STORED DATA ->
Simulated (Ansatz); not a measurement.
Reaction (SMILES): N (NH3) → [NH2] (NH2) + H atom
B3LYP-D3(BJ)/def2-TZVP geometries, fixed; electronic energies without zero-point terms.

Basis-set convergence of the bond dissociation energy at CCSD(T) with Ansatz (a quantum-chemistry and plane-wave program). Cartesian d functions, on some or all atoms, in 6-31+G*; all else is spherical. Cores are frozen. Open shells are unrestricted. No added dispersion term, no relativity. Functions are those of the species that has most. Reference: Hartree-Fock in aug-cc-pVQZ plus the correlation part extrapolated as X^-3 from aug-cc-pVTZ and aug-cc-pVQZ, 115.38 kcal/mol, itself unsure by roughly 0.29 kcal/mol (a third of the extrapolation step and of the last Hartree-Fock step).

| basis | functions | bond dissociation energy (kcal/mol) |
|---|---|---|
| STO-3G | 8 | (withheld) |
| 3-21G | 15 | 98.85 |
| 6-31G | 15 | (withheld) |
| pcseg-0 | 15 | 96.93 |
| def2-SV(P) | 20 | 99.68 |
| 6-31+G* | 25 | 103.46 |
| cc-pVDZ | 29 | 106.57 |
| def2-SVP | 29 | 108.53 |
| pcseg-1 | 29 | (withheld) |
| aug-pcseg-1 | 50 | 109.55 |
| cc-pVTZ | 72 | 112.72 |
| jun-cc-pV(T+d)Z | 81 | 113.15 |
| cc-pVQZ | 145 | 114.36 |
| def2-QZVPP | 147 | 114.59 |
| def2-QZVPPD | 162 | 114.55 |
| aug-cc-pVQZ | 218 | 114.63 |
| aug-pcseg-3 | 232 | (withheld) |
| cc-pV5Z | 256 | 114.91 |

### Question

WORK REQUEST ->
Only an exact copy of the entries above will do.

WRITTEN RESPONSE ->
Simulated (Ansatz); not a measurement.
Reaction (SMILES): N (NH3) → [NH2] (NH2) + H atom
B3LYP-D3(BJ)/def2-TZVP geometries, fixed; electronic energies without zero-point terms.

Basis-set convergence of the bond dissociation energy at CCSD(T) with Ansatz (a quantum-chemistry and plane-wave program). Cartesian d functions, on some or all atoms, in 6-31+G*; all else is spherical. Cores are frozen. Open shells are unrestricted. No added dispersion term, no relativity. Functions are those of the species that has most. Reference: Hartree-Fock in aug-cc-pVQZ plus the correlation part extrapolated as X^-3 from aug-cc-pVTZ and aug-cc-pVQZ, 115.38 kcal/mol, itself unsure by roughly 0.29 kcal/mol (a third of the extrapolation step and of the last Hartree-Fock step).

| basis | functions | bond dissociation energy (kcal/mol) |
|---|---|---|
| STO-3G | 8 | (withheld) |
| 3-21G | 15 | 98.85 |
| 6-31G | 15 | (withheld) |
| pcseg-0 | 15 | 96.93 |
| def2-SV(P) | 20 | 99.68 |
| 6-31+G* | 25 | 103.46 |
| cc-pVDZ | 29 | 106.57 |
| def2-SVP | 29 | 108.53 |
| pcseg-1 | 29 | (withheld) |
| aug-pcseg-1 | 50 | 109.55 |
| cc-pVTZ | 72 | 112.72 |
| jun-cc-pV(T+d)Z | 81 | 113.15 |
| cc-pVQZ | 145 | 114.36 |
| def2-QZVPP | 147 | 114.59 |
| def2-QZVPPD | 162 | 114.55 |
| aug-cc-pVQZ | 218 | 114.63 |
| aug-pcseg-3 | 232 | (withheld) |
| cc-pV5Z | 256 | 114.91 |

### Question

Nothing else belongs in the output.